Return the following from the records below: each line, word for word, starting with the line that contains "-238.85 | 0.377 |" and going on through the line that contains "and its charge.", with nothing outside that range.

== Extracted entries ==
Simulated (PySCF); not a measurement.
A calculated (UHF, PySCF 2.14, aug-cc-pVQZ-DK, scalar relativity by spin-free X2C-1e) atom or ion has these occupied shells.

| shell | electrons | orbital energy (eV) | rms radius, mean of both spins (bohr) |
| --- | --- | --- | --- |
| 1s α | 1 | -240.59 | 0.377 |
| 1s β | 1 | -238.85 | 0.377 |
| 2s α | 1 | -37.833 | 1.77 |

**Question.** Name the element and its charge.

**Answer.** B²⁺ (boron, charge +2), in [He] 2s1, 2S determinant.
===

Your solution:
| 1s β | 1 | -238.85 | 0.377 |
| 2s α | 1 | -37.833 | 1.77 |

**Question.** Name the element and its charge.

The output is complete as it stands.